Assigned task — Begin at the top of the listing below. Write each line out exactly, ending with the line that holds "- Dispersion energy per atom: -0.652 eV".

-- Extracted entries follows --
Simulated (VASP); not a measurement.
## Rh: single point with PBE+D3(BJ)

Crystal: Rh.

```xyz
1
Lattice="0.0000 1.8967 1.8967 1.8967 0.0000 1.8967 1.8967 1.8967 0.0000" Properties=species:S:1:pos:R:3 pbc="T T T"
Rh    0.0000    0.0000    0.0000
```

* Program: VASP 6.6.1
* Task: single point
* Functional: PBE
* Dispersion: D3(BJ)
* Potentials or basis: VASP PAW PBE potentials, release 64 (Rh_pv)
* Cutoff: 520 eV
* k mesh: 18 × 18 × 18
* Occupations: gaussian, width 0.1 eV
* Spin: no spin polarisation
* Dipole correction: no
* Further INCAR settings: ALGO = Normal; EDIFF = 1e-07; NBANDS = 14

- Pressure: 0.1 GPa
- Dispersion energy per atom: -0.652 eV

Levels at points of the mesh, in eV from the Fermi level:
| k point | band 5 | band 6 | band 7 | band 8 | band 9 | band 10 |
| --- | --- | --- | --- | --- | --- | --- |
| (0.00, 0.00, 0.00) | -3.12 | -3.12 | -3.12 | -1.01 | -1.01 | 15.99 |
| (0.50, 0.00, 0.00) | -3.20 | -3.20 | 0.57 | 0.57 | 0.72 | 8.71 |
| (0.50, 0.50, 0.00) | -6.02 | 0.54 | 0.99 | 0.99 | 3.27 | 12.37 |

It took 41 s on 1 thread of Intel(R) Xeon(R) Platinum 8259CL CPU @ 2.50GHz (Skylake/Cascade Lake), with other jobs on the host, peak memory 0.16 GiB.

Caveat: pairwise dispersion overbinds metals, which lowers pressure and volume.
-- Extracted entries concluded --

Task answer —
Simulated (VASP); not a measurement.
## Rh: single point with PBE+D3(BJ)

Crystal: Rh.

```xyz
1
Lattice="0.0000 1.8967 1.8967 1.8967 0.0000 1.8967 1.8967 1.8967 0.0000" Properties=species:S:1:pos:R:3 pbc="T T T"
Rh    0.0000    0.0000    0.0000
```

* Program: VASP 6.6.1
* Task: single point
* Functional: PBE
* Dispersion: D3(BJ)
* Potentials or basis: VASP PAW PBE potentials, release 64 (Rh_pv)
* Cutoff: 520 eV
* k mesh: 18 × 18 × 18
* Occupations: gaussian, width 0.1 eV
* Spin: no spin polarisation
* Dipole correction: no
* Further INCAR settings: ALGO = Normal; EDIFF = 1e-07; NBANDS = 14

- Pressure: 0.1 GPa
- Dispersion energy per atom: -0.652 eV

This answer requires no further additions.